_Work task:_
Below are some records. Reproduce them exactly from their first line through the line with "Ionisation energies along", inclusive.

_Dataset excerpts:_
◇ ◇ ◇ ◇
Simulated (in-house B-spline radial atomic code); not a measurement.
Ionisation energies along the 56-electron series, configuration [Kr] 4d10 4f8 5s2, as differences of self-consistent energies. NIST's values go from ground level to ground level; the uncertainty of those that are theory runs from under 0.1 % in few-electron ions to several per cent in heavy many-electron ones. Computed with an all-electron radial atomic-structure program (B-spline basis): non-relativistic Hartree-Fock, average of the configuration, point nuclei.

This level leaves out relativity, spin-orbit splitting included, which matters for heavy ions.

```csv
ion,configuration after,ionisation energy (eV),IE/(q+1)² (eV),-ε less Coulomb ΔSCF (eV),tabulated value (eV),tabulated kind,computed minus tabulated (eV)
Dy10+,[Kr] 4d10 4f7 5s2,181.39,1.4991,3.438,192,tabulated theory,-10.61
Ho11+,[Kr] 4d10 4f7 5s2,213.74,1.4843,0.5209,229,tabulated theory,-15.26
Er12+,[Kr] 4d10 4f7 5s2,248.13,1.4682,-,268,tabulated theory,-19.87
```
◇ ◇ ◇ ◇

_Exercise solution:_
Simulated (in-house B-spline radial atomic code); not a measurement.
Ionisation energies along the 56-electron series, configuration [Kr] 4d10 4f8 5s2, as differences of self-consistent energies. NIST's values go from ground level to ground level; the uncertainty of those that are theory runs from under 0.1 % in few-electron ions to several per cent in heavy many-electron ones. Computed with an all-electron radial atomic-structure program (B-spline basis): non-relativistic Hartree-Fock, average of the configuration, point nuclei.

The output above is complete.